↓↓↓

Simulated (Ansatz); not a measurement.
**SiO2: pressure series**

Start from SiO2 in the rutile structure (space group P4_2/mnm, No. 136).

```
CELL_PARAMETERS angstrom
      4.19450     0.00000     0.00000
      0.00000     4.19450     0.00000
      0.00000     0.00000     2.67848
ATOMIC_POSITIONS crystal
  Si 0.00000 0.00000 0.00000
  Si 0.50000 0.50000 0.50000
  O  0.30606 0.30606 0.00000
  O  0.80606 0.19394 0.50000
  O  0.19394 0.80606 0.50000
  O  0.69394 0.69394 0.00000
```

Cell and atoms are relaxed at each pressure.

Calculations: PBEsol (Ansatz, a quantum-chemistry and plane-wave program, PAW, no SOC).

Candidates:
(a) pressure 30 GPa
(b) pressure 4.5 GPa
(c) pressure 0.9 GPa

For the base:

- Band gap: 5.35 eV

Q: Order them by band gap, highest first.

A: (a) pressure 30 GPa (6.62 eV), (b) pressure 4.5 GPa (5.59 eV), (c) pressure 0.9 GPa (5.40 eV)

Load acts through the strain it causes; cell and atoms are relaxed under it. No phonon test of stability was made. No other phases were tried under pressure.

↑↑↑

* TASK ITEM
From the first line of the entries above to the line with "A: (a) pressure", please return every line exactly, keeping both ends.

* EXERCISE OUTPUT
Simulated (Ansatz); not a measurement.
**SiO2: pressure series**

Start from SiO2 in the rutile structure (space group P4_2/mnm, No. 136).

```
CELL_PARAMETERS angstrom
      4.19450     0.00000     0.00000
      0.00000     4.19450     0.00000
      0.00000     0.00000     2.67848
ATOMIC_POSITIONS crystal
  Si 0.00000 0.00000 0.00000
  Si 0.50000 0.50000 0.50000
  O  0.30606 0.30606 0.00000
  O  0.80606 0.19394 0.50000
  O  0.19394 0.80606 0.50000
  O  0.69394 0.69394 0.00000
```

Cell and atoms are relaxed at each pressure.

Calculations: PBEsol (Ansatz, a quantum-chemistry and plane-wave program, PAW, no SOC).

Candidates:
(a) pressure 30 GPa
(b) pressure 4.5 GPa
(c) pressure 0.9 GPa

For the base:

- Band gap: 5.35 eV

Q: Order them by band gap, highest first.

A: (a) pressure 30 GPa (6.62 eV), (b) pressure 4.5 GPa (5.59 eV), (c) pressure 0.9 GPa (5.40 eV)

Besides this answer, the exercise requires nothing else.